========

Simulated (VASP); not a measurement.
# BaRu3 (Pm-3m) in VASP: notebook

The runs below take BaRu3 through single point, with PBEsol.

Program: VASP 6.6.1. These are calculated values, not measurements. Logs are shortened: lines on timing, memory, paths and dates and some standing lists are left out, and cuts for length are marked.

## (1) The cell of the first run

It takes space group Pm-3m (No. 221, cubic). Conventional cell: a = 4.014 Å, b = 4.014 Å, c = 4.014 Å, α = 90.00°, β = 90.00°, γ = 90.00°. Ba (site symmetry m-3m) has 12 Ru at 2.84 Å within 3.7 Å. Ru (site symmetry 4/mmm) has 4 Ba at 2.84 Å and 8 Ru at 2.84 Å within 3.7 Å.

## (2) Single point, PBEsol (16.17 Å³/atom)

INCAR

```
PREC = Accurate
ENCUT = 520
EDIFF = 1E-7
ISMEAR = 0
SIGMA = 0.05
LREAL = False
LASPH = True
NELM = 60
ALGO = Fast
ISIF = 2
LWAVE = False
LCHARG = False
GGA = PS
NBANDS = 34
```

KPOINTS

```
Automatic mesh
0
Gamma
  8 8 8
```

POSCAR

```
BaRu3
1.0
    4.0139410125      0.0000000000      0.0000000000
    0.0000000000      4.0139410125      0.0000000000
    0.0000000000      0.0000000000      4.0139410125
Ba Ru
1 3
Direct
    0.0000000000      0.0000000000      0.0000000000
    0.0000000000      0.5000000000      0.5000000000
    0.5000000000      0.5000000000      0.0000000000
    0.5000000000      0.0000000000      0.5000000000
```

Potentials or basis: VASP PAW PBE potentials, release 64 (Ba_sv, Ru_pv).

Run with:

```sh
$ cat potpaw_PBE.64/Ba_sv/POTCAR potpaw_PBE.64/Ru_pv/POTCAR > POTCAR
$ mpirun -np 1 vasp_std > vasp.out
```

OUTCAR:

========

TASK ITEM »
Return exactly what appears above, from the first line of the entries to the line with "## (1) The cell of the first run", inclusive.

WRITTEN RESPONSE »
Simulated (VASP); not a measurement.
# BaRu3 (Pm-3m) in VASP: notebook

The runs below take BaRu3 through single point, with PBEsol.

Program: VASP 6.6.1. These are calculated values, not measurements. Logs are shortened: lines on timing, memory, paths and dates and some standing lists are left out, and cuts for length are marked.

## (1) The cell of the first run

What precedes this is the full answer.